## [ACTION ITEM]
Starting with the first line below, reproduce each line exactly until you have included the one bearing "Numbering as in".

## [DATA SECTION]
------------------------------------------------
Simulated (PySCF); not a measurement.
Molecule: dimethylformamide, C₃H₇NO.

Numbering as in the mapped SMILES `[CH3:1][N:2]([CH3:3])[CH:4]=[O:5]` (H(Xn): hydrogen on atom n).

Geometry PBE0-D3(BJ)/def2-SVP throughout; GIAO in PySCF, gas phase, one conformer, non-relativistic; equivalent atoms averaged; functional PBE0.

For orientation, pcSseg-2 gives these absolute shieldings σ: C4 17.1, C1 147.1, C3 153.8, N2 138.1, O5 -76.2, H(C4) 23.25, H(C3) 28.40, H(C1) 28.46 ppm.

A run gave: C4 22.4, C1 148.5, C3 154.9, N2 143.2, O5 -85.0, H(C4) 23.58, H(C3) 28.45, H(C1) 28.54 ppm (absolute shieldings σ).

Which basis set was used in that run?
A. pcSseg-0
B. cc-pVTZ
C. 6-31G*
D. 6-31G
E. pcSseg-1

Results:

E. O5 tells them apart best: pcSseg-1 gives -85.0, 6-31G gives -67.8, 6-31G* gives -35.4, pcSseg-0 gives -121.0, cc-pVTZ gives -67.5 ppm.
------------------------------------------------

## [EXERCISE SOLUTION]
Simulated (PySCF); not a measurement.
Molecule: dimethylformamide, C₃H₇NO.

Numbering as in the mapped SMILES `[CH3:1][N:2]([CH3:3])[CH:4]=[O:5]` (H(Xn): hydrogen on atom n).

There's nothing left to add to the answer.